* Task item
Starting at the top of the entries below, print each line exactly until the line with "Estimate the classical" has been printed too.

Top of Data for analysis

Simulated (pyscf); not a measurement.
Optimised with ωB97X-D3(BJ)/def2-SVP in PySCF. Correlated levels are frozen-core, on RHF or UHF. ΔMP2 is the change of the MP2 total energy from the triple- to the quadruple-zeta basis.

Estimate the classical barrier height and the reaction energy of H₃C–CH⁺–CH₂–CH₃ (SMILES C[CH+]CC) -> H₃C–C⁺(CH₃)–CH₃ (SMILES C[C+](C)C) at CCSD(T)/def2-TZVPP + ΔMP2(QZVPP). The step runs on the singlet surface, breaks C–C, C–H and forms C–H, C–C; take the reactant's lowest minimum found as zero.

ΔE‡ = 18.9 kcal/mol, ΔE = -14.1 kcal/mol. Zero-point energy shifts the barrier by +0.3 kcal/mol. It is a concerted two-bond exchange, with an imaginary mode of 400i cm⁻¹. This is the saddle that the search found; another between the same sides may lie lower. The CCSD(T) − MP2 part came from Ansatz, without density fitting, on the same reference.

Bottom of Data for analysis

* Exercise output
Simulated (pyscf); not a measurement.
Optimised with ωB97X-D3(BJ)/def2-SVP in PySCF. Correlated levels are frozen-core, on RHF or UHF. ΔMP2 is the change of the MP2 total energy from the triple- to the quadruple-zeta basis.

Estimate the classical barrier height and the reaction energy of H₃C–CH⁺–CH₂–CH₃ (SMILES C[CH+]CC) -> H₃C–C⁺(CH₃)–CH₃ (SMILES C[C+](C)C) at CCSD(T)/def2-TZVPP + ΔMP2(QZVPP). The step runs on the singlet surface, breaks C–C, C–H and forms C–H, C–C; take the reactant's lowest minimum found as zero.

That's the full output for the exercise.